> **Activity**
Transcribe, verbatim, every line from the start of the entries through the line that contains "Potentials or basis: VASP"; include both boundary lines and omit all others.

↓
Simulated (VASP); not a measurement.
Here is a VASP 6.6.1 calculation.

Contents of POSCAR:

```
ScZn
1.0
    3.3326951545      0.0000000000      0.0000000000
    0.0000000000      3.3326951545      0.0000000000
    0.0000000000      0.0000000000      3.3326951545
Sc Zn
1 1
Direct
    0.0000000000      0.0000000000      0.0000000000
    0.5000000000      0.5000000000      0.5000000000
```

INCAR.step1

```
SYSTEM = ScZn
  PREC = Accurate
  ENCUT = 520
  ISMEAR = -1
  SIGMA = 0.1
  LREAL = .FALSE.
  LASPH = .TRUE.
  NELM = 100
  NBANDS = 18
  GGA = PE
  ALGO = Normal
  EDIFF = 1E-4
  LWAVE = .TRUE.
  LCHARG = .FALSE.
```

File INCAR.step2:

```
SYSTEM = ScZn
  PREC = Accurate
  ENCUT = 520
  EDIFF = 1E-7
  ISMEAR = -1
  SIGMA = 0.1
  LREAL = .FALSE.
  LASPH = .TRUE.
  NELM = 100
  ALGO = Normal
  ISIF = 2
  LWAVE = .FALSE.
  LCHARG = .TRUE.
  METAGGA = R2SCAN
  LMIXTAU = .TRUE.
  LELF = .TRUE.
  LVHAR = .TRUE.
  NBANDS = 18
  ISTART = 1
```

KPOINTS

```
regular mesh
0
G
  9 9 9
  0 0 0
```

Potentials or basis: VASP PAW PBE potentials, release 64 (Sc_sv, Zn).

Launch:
↑

> **Expected answer**
Simulated (VASP); not a measurement.
Here is a VASP 6.6.1 calculation.

Contents of POSCAR:

```
ScZn
1.0
    3.3326951545      0.0000000000      0.0000000000
    0.0000000000      3.3326951545      0.0000000000
    0.0000000000      0.0000000000      3.3326951545
Sc Zn
1 1
Direct
    0.0000000000      0.0000000000      0.0000000000
    0.5000000000      0.5000000000      0.5000000000
```

INCAR.step1

```
SYSTEM = ScZn
  PREC = Accurate
  ENCUT = 520
  ISMEAR = -1
  SIGMA = 0.1
  LREAL = .FALSE.
  LASPH = .TRUE.
  NELM = 100
  NBANDS = 18
  GGA = PE
  ALGO = Normal
  EDIFF = 1E-4
  LWAVE = .TRUE.
  LCHARG = .FALSE.
```

File INCAR.step2:

```
SYSTEM = ScZn
  PREC = Accurate
  ENCUT = 520
  EDIFF = 1E-7
  ISMEAR = -1
  SIGMA = 0.1
  LREAL = .FALSE.
  LASPH = .TRUE.
  NELM = 100
  ALGO = Normal
  ISIF = 2
  LWAVE = .FALSE.
  LCHARG = .TRUE.
  METAGGA = R2SCAN
  LMIXTAU = .TRUE.
  LELF = .TRUE.
  LVHAR = .TRUE.
  NBANDS = 18
  ISTART = 1
```

KPOINTS

```
regular mesh
0
G
  9 9 9
  0 0 0
```

Potentials or basis: VASP PAW PBE potentials, release 64 (Sc_sv, Zn).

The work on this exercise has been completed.